> **Assigned task**:
For every entry below, retype it exactly as it reads.

> **Data provided**:
▼

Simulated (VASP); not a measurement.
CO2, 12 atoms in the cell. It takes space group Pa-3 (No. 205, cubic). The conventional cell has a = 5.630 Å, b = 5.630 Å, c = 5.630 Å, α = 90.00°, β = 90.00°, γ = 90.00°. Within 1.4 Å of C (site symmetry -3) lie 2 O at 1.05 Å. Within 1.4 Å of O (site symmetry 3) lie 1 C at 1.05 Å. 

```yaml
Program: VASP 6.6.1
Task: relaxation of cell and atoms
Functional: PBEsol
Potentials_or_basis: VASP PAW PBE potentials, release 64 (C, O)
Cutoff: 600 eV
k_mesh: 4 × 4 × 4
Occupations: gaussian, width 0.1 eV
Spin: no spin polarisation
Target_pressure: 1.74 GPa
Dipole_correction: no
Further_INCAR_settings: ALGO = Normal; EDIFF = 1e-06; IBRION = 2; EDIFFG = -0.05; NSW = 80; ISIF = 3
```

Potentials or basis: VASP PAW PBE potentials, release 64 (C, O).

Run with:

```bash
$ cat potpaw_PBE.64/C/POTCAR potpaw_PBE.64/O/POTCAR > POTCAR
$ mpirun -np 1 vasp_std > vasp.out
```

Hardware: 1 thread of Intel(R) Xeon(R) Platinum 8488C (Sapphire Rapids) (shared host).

▲

> **Problem solution**:
Simulated (VASP); not a measurement.
CO2, 12 atoms in the cell. It takes space group Pa-3 (No. 205, cubic). The conventional cell has a = 5.630 Å, b = 5.630 Å, c = 5.630 Å, α = 90.00°, β = 90.00°, γ = 90.00°. Within 1.4 Å of C (site symmetry -3) lie 2 O at 1.05 Å. Within 1.4 Å of O (site symmetry 3) lie 1 C at 1.05 Å. 

```yaml
Program: VASP 6.6.1
Task: relaxation of cell and atoms
Functional: PBEsol
Potentials_or_basis: VASP PAW PBE potentials, release 64 (C, O)
Cutoff: 600 eV
k_mesh: 4 × 4 × 4
Occupations: gaussian, width 0.1 eV
Spin: no spin polarisation
Target_pressure: 1.74 GPa
Dipole_correction: no
Further_INCAR_settings: ALGO = Normal; EDIFF = 1e-06; IBRION = 2; EDIFFG = -0.05; NSW = 80; ISIF = 3
```

Potentials or basis: VASP PAW PBE potentials, release 64 (C, O).

Run with:

```bash
$ cat potpaw_PBE.64/C/POTCAR potpaw_PBE.64/O/POTCAR > POTCAR
$ mpirun -np 1 vasp_std > vasp.out
```

Hardware: 1 thread of Intel(R) Xeon(R) Platinum 8488C (Sapphire Rapids) (shared host).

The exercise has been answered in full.